• _EXERCISE_:
Extract, without alteration, each line from the start of the listing to the line bearing "## (1) Set-up".

• _DATA TO EXAMINE_:
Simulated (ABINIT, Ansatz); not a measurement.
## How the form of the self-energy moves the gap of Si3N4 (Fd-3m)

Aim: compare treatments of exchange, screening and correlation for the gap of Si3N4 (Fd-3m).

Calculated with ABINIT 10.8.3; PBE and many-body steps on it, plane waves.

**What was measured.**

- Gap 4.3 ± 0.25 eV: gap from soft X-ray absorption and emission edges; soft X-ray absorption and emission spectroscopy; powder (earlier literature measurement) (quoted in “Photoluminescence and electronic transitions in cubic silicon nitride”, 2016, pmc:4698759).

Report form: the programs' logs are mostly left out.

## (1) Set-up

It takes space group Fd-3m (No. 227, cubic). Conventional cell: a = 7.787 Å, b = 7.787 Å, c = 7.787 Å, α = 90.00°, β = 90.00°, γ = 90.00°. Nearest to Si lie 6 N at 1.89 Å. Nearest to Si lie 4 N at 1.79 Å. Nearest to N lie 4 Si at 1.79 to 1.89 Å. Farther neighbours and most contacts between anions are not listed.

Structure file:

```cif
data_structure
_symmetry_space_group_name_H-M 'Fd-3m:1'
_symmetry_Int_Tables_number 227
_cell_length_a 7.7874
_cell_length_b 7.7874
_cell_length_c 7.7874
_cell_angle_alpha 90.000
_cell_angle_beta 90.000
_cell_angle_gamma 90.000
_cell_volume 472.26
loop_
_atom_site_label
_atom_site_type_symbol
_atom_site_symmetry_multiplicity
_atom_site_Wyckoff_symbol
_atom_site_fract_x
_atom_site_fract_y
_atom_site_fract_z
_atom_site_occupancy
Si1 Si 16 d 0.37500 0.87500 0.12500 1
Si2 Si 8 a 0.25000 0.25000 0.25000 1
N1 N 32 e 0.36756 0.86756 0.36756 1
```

• _TASK ANSWER_:
Simulated (ABINIT, Ansatz); not a measurement.
## How the form of the self-energy moves the gap of Si3N4 (Fd-3m)

Aim: compare treatments of exchange, screening and correlation for the gap of Si3N4 (Fd-3m).

Calculated with ABINIT 10.8.3; PBE and many-body steps on it, plane waves.

**What was measured.**

- Gap 4.3 ± 0.25 eV: gap from soft X-ray absorption and emission edges; soft X-ray absorption and emission spectroscopy; powder (earlier literature measurement) (quoted in “Photoluminescence and electronic transitions in cubic silicon nitride”, 2016, pmc:4698759).

Report form: the programs' logs are mostly left out.

## (1) Set-up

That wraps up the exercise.